### Work request:
Below are the records. Retype exactly the lines between the lines holding "0.3750 | 0.3750 |" and "-2.10 | 0.00 |", inclusive.

### Data under study:
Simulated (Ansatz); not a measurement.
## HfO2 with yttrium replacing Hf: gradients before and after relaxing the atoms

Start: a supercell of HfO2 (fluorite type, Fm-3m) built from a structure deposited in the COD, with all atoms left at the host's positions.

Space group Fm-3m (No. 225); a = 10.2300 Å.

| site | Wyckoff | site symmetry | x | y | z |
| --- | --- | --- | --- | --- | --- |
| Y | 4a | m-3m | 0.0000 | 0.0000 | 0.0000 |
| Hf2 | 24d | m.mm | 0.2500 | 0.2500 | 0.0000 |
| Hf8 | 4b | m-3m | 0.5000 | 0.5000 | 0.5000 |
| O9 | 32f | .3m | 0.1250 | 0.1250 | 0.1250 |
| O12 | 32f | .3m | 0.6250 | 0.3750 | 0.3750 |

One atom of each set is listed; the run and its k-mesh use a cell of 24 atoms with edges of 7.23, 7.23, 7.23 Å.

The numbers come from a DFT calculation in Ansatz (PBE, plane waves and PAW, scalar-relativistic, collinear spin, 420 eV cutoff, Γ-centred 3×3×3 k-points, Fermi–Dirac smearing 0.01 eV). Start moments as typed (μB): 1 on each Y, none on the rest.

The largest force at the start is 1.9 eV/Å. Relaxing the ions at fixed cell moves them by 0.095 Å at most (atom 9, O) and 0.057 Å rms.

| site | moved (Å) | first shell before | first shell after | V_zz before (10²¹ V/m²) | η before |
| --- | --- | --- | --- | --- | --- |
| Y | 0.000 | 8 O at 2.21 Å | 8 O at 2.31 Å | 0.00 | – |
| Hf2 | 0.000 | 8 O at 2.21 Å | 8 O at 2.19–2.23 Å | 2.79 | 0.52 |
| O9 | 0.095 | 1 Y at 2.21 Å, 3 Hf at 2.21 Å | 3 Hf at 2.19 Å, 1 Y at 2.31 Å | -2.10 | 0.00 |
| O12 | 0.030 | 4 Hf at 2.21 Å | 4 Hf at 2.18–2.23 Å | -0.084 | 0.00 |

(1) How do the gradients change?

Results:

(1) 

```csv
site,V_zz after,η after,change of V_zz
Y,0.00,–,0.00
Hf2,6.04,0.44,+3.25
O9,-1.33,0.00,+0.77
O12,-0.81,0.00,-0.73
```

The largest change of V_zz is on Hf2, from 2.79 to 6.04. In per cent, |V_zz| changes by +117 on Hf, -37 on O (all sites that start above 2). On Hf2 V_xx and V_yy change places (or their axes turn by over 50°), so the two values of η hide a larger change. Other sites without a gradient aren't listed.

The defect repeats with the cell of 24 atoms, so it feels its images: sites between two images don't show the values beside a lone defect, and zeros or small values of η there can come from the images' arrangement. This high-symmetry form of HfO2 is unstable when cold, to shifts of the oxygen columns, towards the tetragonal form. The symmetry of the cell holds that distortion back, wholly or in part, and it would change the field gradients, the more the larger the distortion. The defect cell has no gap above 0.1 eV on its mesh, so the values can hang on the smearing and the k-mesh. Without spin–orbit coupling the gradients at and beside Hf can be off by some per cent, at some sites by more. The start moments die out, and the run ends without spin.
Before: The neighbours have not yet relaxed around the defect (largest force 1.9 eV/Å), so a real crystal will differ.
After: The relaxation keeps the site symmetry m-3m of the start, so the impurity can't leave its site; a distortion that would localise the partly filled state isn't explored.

### Result:
| O12 | 32f | .3m | 0.6250 | 0.3750 | 0.3750 |

One atom of each set is listed; the run and its k-mesh use a cell of 24 atoms with edges of 7.23, 7.23, 7.23 Å.

The numbers come from a DFT calculation in Ansatz (PBE, plane waves and PAW, scalar-relativistic, collinear spin, 420 eV cutoff, Γ-centred 3×3×3 k-points, Fermi–Dirac smearing 0.01 eV). Start moments as typed (μB): 1 on each Y, none on the rest.

The largest force at the start is 1.9 eV/Å. Relaxing the ions at fixed cell moves them by 0.095 Å at most (atom 9, O) and 0.057 Å rms.

| site | moved (Å) | first shell before | first shell after | V_zz before (10²¹ V/m²) | η before |
| --- | --- | --- | --- | --- | --- |
| Y | 0.000 | 8 O at 2.21 Å | 8 O at 2.31 Å | 0.00 | – |
| Hf2 | 0.000 | 8 O at 2.21 Å | 8 O at 2.19–2.23 Å | 2.79 | 0.52 |
| O9 | 0.095 | 1 Y at 2.21 Å, 3 Hf at 2.21 Å | 3 Hf at 2.19 Å, 1 Y at 2.31 Å | -2.10 | 0.00 |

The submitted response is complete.